● WORK INSTRUCTION
Each entry in the listing must be set down again word for word.

━━━━━━━━━━━━━━━━

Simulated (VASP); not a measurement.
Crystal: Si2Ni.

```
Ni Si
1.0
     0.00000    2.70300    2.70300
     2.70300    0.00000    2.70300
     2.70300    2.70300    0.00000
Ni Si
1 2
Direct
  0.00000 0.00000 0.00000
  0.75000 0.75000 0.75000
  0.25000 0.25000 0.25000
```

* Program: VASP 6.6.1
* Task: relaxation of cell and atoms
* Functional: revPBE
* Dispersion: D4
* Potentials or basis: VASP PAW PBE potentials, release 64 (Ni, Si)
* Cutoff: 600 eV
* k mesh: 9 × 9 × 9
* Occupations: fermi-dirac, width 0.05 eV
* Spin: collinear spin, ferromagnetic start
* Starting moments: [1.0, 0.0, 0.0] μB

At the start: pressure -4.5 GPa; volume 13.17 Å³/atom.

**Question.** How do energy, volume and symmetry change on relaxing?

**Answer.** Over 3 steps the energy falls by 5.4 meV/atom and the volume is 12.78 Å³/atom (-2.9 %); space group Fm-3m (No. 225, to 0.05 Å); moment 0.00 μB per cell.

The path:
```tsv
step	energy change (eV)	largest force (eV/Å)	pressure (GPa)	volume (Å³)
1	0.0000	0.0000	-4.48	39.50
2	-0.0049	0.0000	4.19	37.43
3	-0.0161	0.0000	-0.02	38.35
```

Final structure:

━━━━━━━━━━━━━━━━

● RESPONSE BOX
Simulated (VASP); not a measurement.
Crystal: Si2Ni.

```
Ni Si
1.0
     0.00000    2.70300    2.70300
     2.70300    0.00000    2.70300
     2.70300    2.70300    0.00000
Ni Si
1 2
Direct
  0.00000 0.00000 0.00000
  0.75000 0.75000 0.75000
  0.25000 0.25000 0.25000
```

* Program: VASP 6.6.1
* Task: relaxation of cell and atoms
* Functional: revPBE
* Dispersion: D4
* Potentials or basis: VASP PAW PBE potentials, release 64 (Ni, Si)
* Cutoff: 600 eV
* k mesh: 9 × 9 × 9
* Occupations: fermi-dirac, width 0.05 eV
* Spin: collinear spin, ferromagnetic start
* Starting moments: [1.0, 0.0, 0.0] μB

At the start: pressure -4.5 GPa; volume 13.17 Å³/atom.

**Question.** How do energy, volume and symmetry change on relaxing?

**Answer.** Over 3 steps the energy falls by 5.4 meV/atom and the volume is 12.78 Å³/atom (-2.9 %); space group Fm-3m (No. 225, to 0.05 Å); moment 0.00 μB per cell.

The path:
```tsv
step	energy change (eV)	largest force (eV/Å)	pressure (GPa)	volume (Å³)
1	0.0000	0.0000	-4.48	39.50
2	-0.0049	0.0000	4.19	37.43
3	-0.0161	0.0000	-0.02	38.35
```

Final structure:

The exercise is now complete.